→ Work item
In your reply, reproduce the lines from the first one below to the line containing "# Eu: input and output of one calculation", inclusive, exactly as they stand.

==== Data under study

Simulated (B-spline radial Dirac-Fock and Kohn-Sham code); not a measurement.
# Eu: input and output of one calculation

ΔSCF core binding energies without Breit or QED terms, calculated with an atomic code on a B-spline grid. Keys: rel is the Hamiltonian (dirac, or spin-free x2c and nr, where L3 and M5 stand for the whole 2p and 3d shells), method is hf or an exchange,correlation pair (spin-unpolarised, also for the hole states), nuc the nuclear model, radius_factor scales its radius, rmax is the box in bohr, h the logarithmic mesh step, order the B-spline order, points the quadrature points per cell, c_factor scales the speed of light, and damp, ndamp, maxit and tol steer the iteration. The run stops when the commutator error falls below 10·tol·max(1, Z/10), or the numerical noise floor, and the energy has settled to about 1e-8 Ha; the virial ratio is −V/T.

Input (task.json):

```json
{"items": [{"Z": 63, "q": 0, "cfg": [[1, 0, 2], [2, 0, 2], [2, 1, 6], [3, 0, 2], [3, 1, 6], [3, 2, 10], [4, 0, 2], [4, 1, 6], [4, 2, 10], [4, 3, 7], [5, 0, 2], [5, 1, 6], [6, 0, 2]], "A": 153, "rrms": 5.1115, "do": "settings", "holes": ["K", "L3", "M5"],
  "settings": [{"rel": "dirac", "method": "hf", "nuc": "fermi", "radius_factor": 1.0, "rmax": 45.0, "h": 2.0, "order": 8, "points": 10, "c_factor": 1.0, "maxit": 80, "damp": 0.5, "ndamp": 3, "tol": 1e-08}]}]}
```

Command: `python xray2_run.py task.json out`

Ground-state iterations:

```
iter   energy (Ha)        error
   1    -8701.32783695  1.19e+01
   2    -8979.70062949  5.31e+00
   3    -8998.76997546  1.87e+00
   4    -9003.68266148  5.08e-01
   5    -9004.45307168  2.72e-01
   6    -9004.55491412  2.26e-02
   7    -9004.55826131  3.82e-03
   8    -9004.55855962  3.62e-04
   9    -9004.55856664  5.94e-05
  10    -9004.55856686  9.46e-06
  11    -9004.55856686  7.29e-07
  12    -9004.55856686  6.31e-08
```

========

→ Expected answer
Simulated (B-spline radial Dirac-Fock and Kohn-Sham code); not a measurement.
# Eu: input and output of one calculation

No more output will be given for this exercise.